## DATASET
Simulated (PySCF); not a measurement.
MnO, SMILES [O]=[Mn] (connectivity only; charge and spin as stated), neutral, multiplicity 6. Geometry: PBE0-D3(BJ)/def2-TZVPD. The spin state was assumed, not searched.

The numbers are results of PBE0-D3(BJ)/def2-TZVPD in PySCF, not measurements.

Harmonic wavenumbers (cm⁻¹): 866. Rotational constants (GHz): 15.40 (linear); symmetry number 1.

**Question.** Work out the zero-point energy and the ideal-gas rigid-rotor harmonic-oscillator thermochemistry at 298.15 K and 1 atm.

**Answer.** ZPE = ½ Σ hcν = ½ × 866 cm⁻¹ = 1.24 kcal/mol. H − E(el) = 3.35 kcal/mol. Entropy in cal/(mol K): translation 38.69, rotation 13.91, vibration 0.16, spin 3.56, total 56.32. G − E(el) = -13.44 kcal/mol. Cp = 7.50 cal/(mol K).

## REQUIRED ACTION
Please give an exact copy of the lines above, beginning with the line containing "The numbers are" and running through the line containing "K and 1 atm.", and of no other lines.

## EXPECTED ANSWER
The numbers are results of PBE0-D3(BJ)/def2-TZVPD in PySCF, not measurements.

Harmonic wavenumbers (cm⁻¹): 866. Rotational constants (GHz): 15.40 (linear); symmetry number 1.

**Question.** Work out the zero-point energy and the ideal-gas rigid-rotor harmonic-oscillator thermochemistry at 298.15 K and 1 atm.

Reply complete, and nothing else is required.